#### [WORK REQUEST]
Reproduce the records below exactly, but only between the lines holding "C. deformation density" and "D. log10 of the electron density", inclusive.

___
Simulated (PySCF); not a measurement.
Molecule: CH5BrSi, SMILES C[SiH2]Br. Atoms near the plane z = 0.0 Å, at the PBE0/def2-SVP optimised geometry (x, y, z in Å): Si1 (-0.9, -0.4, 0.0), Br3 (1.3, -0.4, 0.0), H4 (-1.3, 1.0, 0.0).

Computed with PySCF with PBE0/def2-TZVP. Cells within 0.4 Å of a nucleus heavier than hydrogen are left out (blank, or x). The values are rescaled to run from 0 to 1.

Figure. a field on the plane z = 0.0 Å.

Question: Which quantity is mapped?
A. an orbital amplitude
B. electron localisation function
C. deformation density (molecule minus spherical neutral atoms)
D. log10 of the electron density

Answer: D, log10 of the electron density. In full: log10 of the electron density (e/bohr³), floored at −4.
___

#### [EXPECTED ANSWER]
C. deformation density (molecule minus spherical neutral atoms)
D. log10 of the electron density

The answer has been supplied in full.